* _DATA_:
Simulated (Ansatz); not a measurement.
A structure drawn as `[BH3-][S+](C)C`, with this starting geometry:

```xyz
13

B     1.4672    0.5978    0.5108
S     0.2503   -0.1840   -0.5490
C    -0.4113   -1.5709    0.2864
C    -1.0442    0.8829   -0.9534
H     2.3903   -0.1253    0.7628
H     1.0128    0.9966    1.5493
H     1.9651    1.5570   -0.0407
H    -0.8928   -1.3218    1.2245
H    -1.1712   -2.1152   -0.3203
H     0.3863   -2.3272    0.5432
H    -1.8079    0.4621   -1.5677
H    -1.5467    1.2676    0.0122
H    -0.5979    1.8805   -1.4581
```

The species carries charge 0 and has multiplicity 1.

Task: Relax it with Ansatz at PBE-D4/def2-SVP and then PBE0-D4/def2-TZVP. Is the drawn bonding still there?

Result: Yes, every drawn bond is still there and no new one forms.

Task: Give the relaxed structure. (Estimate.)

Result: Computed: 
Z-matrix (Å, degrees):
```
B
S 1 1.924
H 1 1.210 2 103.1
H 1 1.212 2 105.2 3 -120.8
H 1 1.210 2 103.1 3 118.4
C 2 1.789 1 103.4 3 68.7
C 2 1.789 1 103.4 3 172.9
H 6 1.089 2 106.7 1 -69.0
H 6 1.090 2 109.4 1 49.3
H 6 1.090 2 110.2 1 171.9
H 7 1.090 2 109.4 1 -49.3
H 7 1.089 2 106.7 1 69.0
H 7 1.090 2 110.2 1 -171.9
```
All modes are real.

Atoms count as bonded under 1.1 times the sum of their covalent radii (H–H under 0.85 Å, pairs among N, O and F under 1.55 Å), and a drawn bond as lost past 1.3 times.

* _BRIEF_: Using the data above, transcribe the lines that run from the line with "The species carries" to the line with "All modes are real.", both ends kept, and output nothing else.

* _RESULT_:
The species carries charge 0 and has multiplicity 1.

Task: Relax it with Ansatz at PBE-D4/def2-SVP and then PBE0-D4/def2-TZVP. Is the drawn bonding still there?

Result: Yes, every drawn bond is still there and no new one forms.

Task: Give the relaxed structure. (Estimate.)

Result: Computed: 
Z-matrix (Å, degrees):
```
B
S 1 1.924
H 1 1.210 2 103.1
H 1 1.212 2 105.2 3 -120.8
H 1 1.210 2 103.1 3 118.4
C 2 1.789 1 103.4 3 68.7
C 2 1.789 1 103.4 3 172.9
H 6 1.089 2 106.7 1 -69.0
H 6 1.090 2 109.4 1 49.3
H 6 1.090 2 110.2 1 171.9
H 7 1.090 2 109.4 1 -49.3
H 7 1.089 2 106.7 1 69.0
H 7 1.090 2 110.2 1 -171.9
```
All modes are real.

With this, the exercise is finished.